# REQUIREMENT
Return the lines from the start of the data through the line with "the first run**". Include both of those lines and no others.

# RAW DATA
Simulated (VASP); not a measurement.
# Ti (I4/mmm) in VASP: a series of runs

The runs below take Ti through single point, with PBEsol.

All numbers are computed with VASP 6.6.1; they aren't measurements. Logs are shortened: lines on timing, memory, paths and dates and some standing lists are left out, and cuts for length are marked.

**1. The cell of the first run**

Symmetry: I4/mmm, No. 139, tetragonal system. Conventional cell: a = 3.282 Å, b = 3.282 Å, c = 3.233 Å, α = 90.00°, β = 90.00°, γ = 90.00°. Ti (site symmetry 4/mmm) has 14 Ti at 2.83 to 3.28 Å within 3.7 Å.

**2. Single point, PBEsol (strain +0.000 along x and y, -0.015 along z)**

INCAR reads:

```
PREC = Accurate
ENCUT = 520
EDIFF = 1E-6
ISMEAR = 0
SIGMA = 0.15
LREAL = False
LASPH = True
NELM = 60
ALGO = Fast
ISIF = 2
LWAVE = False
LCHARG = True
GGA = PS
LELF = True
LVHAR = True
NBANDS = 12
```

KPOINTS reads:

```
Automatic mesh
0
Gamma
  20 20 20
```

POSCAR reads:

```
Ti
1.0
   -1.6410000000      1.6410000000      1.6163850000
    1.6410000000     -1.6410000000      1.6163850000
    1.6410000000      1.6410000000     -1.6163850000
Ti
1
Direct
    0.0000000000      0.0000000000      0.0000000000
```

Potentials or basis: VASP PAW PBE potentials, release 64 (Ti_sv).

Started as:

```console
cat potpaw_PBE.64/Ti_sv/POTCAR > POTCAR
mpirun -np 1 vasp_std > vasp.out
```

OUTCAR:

# RESPONSE AREA
Simulated (VASP); not a measurement.
# Ti (I4/mmm) in VASP: a series of runs

The runs below take Ti through single point, with PBEsol.

All numbers are computed with VASP 6.6.1; they aren't measurements. Logs are shortened: lines on timing, memory, paths and dates and some standing lists are left out, and cuts for length are marked.

**1. The cell of the first run**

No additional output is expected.